**Brief**
Please take the entries below from the first line through the line containing "A: 0.00 μB per cell." and repeat them exactly, leaving out everything after.

**Source data**
▬▬▬▬▬▬

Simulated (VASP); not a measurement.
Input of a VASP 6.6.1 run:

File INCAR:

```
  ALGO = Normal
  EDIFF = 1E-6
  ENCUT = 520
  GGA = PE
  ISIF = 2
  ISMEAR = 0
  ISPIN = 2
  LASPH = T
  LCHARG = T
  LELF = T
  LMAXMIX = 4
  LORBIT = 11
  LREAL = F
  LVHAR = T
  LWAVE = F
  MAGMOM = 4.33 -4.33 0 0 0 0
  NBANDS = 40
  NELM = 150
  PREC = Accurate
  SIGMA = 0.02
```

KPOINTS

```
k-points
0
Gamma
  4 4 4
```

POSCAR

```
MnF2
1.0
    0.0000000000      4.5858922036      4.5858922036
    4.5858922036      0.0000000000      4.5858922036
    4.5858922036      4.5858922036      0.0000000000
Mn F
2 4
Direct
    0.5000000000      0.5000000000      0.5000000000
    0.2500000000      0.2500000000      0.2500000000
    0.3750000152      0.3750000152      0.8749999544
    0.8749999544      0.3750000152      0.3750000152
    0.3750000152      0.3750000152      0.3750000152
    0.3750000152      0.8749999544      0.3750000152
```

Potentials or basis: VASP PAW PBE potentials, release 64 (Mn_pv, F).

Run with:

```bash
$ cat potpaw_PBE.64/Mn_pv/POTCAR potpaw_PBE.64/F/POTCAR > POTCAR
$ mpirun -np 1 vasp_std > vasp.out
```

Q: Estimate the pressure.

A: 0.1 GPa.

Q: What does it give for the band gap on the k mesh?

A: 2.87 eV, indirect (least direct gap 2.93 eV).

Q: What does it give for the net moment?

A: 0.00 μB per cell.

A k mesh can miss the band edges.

▬▬▬▬▬▬

**Response box**
Simulated (VASP); not a measurement.
Input of a VASP 6.6.1 run:

File INCAR:

```
  ALGO = Normal
  EDIFF = 1E-6
  ENCUT = 520
  GGA = PE
  ISIF = 2
  ISMEAR = 0
  ISPIN = 2
  LASPH = T
  LCHARG = T
  LELF = T
  LMAXMIX = 4
  LORBIT = 11
  LREAL = F
  LVHAR = T
  LWAVE = F
  MAGMOM = 4.33 -4.33 0 0 0 0
  NBANDS = 40
  NELM = 150
  PREC = Accurate
  SIGMA = 0.02
```

KPOINTS

```
k-points
0
Gamma
  4 4 4
```

POSCAR

```
MnF2
1.0
    0.0000000000      4.5858922036      4.5858922036
    4.5858922036      0.0000000000      4.5858922036
    4.5858922036      4.5858922036      0.0000000000
Mn F
2 4
Direct
    0.5000000000      0.5000000000      0.5000000000
    0.2500000000      0.2500000000      0.2500000000
    0.3750000152      0.3750000152      0.8749999544
    0.8749999544      0.3750000152      0.3750000152
    0.3750000152      0.3750000152      0.3750000152
    0.3750000152      0.8749999544      0.3750000152
```

Potentials or basis: VASP PAW PBE potentials, release 64 (Mn_pv, F).

Run with:

```bash
$ cat potpaw_PBE.64/Mn_pv/POTCAR potpaw_PBE.64/F/POTCAR > POTCAR
$ mpirun -np 1 vasp_std > vasp.out
```

Q: Estimate the pressure.

A: 0.1 GPa.

Q: What does it give for the band gap on the k mesh?

A: 2.87 eV, indirect (least direct gap 2.93 eV).

Q: What does it give for the net moment?

A: 0.00 μB per cell.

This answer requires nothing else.